▶ Listed records
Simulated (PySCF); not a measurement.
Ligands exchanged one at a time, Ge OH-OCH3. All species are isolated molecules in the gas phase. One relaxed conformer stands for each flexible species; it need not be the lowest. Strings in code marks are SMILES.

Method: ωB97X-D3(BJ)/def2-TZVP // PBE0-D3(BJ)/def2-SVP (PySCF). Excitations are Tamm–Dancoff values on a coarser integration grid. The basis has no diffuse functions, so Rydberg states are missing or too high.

▶ Work request
Starting at the first entry and ending at the last, reproduce each one exactly.

▶ Exercise result
Simulated (PySCF); not a measurement.
Ligands exchanged one at a time, Ge OH-OCH3. All species are isolated molecules in the gas phase. One relaxed conformer stands for each flexible species; it need not be the lowest. Strings in code marks are SMILES.

Method: ωB97X-D3(BJ)/def2-TZVP // PBE0-D3(BJ)/def2-SVP (PySCF). Excitations are Tamm–Dancoff values on a coarser integration grid. The basis has no diffuse functions, so Rydberg states are missing or too high.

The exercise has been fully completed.